-- Opening Marker --

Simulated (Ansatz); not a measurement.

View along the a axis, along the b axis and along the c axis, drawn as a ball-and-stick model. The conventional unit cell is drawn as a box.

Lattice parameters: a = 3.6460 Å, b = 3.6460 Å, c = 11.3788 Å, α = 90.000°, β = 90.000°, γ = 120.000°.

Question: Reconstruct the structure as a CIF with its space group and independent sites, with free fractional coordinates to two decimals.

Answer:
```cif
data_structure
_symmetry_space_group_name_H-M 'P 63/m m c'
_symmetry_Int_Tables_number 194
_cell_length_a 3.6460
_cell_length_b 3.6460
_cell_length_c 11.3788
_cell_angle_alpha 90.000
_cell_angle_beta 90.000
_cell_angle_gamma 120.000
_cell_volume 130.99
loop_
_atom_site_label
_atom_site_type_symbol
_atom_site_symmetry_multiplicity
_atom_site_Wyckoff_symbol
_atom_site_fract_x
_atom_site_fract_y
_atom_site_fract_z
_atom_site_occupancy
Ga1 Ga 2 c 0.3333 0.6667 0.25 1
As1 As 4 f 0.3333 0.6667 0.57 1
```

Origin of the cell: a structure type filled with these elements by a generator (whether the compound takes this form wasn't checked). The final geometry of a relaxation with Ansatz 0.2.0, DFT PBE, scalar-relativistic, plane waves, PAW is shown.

-- Closing Marker --

## Action item:
Look back at the data above. Transcribe exactly the lines starting at the line that contains "View along the" and ending at the line that contains "Lattice parameters: a".

## Reply:
View along the a axis, along the b axis and along the c axis, drawn as a ball-and-stick model. The conventional unit cell is drawn as a box.

Lattice parameters: a = 3.6460 Å, b = 3.6460 Å, c = 11.3788 Å, α = 90.000°, β = 90.000°, γ = 120.000°.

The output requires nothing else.